___ Dataset entries ___
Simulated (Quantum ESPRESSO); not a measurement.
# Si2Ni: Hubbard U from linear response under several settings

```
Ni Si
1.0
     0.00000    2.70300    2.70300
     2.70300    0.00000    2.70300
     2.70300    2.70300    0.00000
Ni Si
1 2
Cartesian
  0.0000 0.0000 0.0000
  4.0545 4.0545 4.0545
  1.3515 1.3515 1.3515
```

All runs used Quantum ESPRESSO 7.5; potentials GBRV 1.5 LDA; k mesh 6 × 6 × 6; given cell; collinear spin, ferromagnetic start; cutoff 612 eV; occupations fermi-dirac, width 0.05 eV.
___

▶ _Action item_: Your task is to transcribe the listing above in full and exactly.

▶ _Answer box_:
Simulated (Quantum ESPRESSO); not a measurement.
# Si2Ni: Hubbard U from linear response under several settings

```
Ni Si
1.0
     0.00000    2.70300    2.70300
     2.70300    0.00000    2.70300
     2.70300    2.70300    0.00000
Ni Si
1 2
Cartesian
  0.0000 0.0000 0.0000
  4.0545 4.0545 4.0545
  1.3515 1.3515 1.3515
```

All runs used Quantum ESPRESSO 7.5; potentials GBRV 1.5 LDA; k mesh 6 × 6 × 6; given cell; collinear spin, ferromagnetic start; cutoff 612 eV; occupations fermi-dirac, width 0.05 eV.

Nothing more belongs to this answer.